··········

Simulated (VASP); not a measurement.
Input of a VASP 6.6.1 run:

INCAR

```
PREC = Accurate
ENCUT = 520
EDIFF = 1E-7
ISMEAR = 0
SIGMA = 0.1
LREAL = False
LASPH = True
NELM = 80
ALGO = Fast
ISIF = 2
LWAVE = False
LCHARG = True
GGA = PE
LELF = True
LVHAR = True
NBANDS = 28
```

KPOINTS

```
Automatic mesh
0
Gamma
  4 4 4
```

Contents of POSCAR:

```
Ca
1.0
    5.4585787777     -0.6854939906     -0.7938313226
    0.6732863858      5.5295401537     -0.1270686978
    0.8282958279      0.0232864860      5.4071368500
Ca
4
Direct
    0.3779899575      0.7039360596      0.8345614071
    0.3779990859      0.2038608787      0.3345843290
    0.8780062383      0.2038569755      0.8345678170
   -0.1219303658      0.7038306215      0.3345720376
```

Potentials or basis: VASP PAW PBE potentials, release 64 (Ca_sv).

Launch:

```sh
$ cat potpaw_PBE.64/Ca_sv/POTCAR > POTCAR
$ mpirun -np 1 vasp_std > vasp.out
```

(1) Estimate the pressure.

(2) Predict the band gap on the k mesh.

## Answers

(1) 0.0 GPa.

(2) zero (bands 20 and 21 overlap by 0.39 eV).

··········

§ **Task item**: Lines from the beginning of the data above through the line containing "(1) 0.0 GPa." are to be returned exactly, and no others.

§ **Exercise result**:
Simulated (VASP); not a measurement.
Input of a VASP 6.6.1 run:

INCAR

```
PREC = Accurate
ENCUT = 520
EDIFF = 1E-7
ISMEAR = 0
SIGMA = 0.1
LREAL = False
LASPH = True
NELM = 80
ALGO = Fast
ISIF = 2
LWAVE = False
LCHARG = True
GGA = PE
LELF = True
LVHAR = True
NBANDS = 28
```

KPOINTS

```
Automatic mesh
0
Gamma
  4 4 4
```

Contents of POSCAR:

```
Ca
1.0
    5.4585787777     -0.6854939906     -0.7938313226
    0.6732863858      5.5295401537     -0.1270686978
    0.8282958279      0.0232864860      5.4071368500
Ca
4
Direct
    0.3779899575      0.7039360596      0.8345614071
    0.3779990859      0.2038608787      0.3345843290
    0.8780062383      0.2038569755      0.8345678170
   -0.1219303658      0.7038306215      0.3345720376
```

Potentials or basis: VASP PAW PBE potentials, release 64 (Ca_sv).

Launch:

```sh
$ cat potpaw_PBE.64/Ca_sv/POTCAR > POTCAR
$ mpirun -np 1 vasp_std > vasp.out
```

(1) Estimate the pressure.

(2) Predict the band gap on the k mesh.

## Answers

(1) 0.0 GPa.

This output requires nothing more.